Action item: The response should be the lines of the data, starting at the first and ending at the one that contains "All numbers below", copied without change.

Dataset extract:
----------------

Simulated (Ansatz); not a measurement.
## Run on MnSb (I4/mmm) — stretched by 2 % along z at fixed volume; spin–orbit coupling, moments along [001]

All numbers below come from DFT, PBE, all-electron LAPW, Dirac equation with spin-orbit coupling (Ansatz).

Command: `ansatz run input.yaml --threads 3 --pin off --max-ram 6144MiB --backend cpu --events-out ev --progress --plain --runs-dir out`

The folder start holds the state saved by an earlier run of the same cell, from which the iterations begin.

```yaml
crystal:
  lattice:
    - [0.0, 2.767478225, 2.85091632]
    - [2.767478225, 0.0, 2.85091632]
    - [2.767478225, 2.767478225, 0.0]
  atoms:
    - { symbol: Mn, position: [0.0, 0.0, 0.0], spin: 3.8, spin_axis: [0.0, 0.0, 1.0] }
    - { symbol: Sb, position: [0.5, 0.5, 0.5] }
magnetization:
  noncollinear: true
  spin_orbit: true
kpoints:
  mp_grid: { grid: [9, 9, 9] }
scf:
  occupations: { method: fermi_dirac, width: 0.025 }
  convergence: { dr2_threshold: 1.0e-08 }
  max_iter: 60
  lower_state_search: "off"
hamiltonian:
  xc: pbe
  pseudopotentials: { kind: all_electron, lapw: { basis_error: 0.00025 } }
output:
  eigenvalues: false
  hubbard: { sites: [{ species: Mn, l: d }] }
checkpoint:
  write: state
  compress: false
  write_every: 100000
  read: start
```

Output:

----------------

Worked solution:
Simulated (Ansatz); not a measurement.
## Run on MnSb (I4/mmm) — stretched by 2 % along z at fixed volume; spin–orbit coupling, moments along [001]

All numbers below come from DFT, PBE, all-electron LAPW, Dirac equation with spin-orbit coupling (Ansatz).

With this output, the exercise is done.